Among the entries below, one line contains "A. functional from" and another contains "SVWN5 binds more". Transcribe those two lines and every line between them, exactly.

*** SUPPLIED MATERIAL ***
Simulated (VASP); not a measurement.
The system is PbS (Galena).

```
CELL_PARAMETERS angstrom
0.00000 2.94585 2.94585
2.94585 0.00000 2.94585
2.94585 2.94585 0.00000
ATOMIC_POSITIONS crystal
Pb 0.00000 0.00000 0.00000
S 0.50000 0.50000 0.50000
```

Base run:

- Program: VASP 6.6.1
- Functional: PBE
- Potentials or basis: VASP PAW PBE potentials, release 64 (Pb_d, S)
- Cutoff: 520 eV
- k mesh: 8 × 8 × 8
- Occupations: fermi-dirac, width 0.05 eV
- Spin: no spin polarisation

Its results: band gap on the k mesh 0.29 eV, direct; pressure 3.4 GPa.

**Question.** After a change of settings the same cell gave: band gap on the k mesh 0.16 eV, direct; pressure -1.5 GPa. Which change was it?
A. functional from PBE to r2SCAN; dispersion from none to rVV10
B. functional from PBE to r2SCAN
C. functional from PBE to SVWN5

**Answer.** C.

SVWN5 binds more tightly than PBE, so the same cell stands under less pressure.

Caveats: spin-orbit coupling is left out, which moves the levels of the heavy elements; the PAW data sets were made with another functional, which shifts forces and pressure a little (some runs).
***

WRITTEN ANSWER:
A. functional from PBE to r2SCAN; dispersion from none to rVV10
B. functional from PBE to r2SCAN
C. functional from PBE to SVWN5

**Answer.** C.

SVWN5 binds more tightly than PBE, so the same cell stands under less pressure.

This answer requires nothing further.